———

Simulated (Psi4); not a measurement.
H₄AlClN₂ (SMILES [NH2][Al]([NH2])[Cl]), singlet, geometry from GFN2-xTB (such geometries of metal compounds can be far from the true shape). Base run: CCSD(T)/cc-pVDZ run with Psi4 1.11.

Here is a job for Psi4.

———

- **WORK ITEM**: Would you please reproduce all of the lines above exactly?

- **WRITTEN REPLY**:
Simulated (Psi4); not a measurement.
H₄AlClN₂ (SMILES [NH2][Al]([NH2])[Cl]), singlet, geometry from GFN2-xTB (such geometries of metal compounds can be far from the true shape). Base run: CCSD(T)/cc-pVDZ run with Psi4 1.11.

Here is a job for Psi4.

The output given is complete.